════════════════════

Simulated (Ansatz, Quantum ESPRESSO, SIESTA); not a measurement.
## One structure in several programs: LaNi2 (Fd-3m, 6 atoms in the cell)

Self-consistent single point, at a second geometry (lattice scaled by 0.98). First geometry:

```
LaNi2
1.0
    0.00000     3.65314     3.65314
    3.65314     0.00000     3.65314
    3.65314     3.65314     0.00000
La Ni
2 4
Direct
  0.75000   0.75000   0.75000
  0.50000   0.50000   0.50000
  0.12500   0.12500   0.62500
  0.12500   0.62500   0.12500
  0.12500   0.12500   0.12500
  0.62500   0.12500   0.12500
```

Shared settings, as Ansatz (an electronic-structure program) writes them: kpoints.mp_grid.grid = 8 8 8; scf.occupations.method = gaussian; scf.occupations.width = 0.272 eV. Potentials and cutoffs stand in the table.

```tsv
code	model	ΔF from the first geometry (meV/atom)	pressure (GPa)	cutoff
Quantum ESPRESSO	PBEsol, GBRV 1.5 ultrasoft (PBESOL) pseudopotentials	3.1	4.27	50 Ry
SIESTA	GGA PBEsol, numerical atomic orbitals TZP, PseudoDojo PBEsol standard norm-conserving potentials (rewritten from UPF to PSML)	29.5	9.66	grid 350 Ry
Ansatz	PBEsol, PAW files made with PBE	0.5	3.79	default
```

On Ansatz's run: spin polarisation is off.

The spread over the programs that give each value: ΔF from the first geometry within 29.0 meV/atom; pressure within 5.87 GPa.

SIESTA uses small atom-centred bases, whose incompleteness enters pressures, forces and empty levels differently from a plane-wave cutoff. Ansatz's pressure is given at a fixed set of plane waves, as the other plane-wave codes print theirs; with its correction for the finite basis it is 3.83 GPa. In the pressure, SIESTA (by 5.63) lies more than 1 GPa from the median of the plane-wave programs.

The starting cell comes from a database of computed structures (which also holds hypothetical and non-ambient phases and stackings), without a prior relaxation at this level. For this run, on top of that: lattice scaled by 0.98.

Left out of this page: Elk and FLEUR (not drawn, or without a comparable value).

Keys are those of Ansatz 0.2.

════════════════════

# REQUIRED ACTION:
The required output is every line above from the one with "The starting cell" down to the one with "Left out of", restated word for word, ends included.

# WRITTEN SOLUTION:
The starting cell comes from a database of computed structures (which also holds hypothetical and non-ambient phases and stackings), without a prior relaxation at this level. For this run, on top of that: lattice scaled by 0.98.

Left out of this page: Elk and FLEUR (not drawn, or without a comparable value).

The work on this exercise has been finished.